=== EXTRACTED ENTRIES ===
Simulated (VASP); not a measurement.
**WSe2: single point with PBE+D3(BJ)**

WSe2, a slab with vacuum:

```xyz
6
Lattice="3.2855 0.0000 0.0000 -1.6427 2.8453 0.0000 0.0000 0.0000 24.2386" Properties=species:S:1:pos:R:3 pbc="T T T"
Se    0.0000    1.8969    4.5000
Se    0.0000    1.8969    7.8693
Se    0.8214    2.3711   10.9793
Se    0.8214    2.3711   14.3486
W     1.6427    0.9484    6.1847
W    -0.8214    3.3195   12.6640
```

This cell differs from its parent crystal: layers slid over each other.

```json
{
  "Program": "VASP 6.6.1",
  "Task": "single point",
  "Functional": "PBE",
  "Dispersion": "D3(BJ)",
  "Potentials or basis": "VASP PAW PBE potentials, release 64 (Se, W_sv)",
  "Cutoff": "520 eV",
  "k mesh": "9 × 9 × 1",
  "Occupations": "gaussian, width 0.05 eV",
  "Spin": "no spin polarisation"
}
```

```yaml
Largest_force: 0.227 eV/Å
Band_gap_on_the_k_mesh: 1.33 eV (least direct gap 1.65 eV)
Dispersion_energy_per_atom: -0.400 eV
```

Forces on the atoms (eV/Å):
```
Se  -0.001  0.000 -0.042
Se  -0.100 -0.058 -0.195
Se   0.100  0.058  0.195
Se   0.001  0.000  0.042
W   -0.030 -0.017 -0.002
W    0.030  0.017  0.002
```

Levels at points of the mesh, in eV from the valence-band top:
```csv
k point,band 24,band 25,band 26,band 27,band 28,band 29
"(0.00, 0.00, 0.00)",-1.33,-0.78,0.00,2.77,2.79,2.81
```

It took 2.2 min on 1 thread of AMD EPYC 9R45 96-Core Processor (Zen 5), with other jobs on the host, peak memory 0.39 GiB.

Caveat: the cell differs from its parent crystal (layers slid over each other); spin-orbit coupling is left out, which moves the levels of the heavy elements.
===

* [WORK ITEM]: Transcribe the lines from the first line of the records through the line that contains "It took 2.2", both included, and add nothing else.

* [WRITTEN ANSWER]:
Simulated (VASP); not a measurement.
**WSe2: single point with PBE+D3(BJ)**

WSe2, a slab with vacuum:

```xyz
6
Lattice="3.2855 0.0000 0.0000 -1.6427 2.8453 0.0000 0.0000 0.0000 24.2386" Properties=species:S:1:pos:R:3 pbc="T T T"
Se    0.0000    1.8969    4.5000
Se    0.0000    1.8969    7.8693
Se    0.8214    2.3711   10.9793
Se    0.8214    2.3711   14.3486
W     1.6427    0.9484    6.1847
W    -0.8214    3.3195   12.6640
```

This cell differs from its parent crystal: layers slid over each other.

```json
{
  "Program": "VASP 6.6.1",
  "Task": "single point",
  "Functional": "PBE",
  "Dispersion": "D3(BJ)",
  "Potentials or basis": "VASP PAW PBE potentials, release 64 (Se, W_sv)",
  "Cutoff": "520 eV",
  "k mesh": "9 × 9 × 1",
  "Occupations": "gaussian, width 0.05 eV",
  "Spin": "no spin polarisation"
}
```

```yaml
Largest_force: 0.227 eV/Å
Band_gap_on_the_k_mesh: 1.33 eV (least direct gap 1.65 eV)
Dispersion_energy_per_atom: -0.400 eV
```

Forces on the atoms (eV/Å):
```
Se  -0.001  0.000 -0.042
Se  -0.100 -0.058 -0.195
Se   0.100  0.058  0.195
Se   0.001  0.000  0.042
W   -0.030 -0.017 -0.002
W    0.030  0.017  0.002
```

Levels at points of the mesh, in eV from the valence-band top:
```csv
k point,band 24,band 25,band 26,band 27,band 28,band 29
"(0.00, 0.00, 0.00)",-1.33,-0.78,0.00,2.77,2.79,2.81
```

It took 2.2 min on 1 thread of AMD EPYC 9R45 96-Core Processor (Zen 5), with other jobs on the host, peak memory 0.39 GiB.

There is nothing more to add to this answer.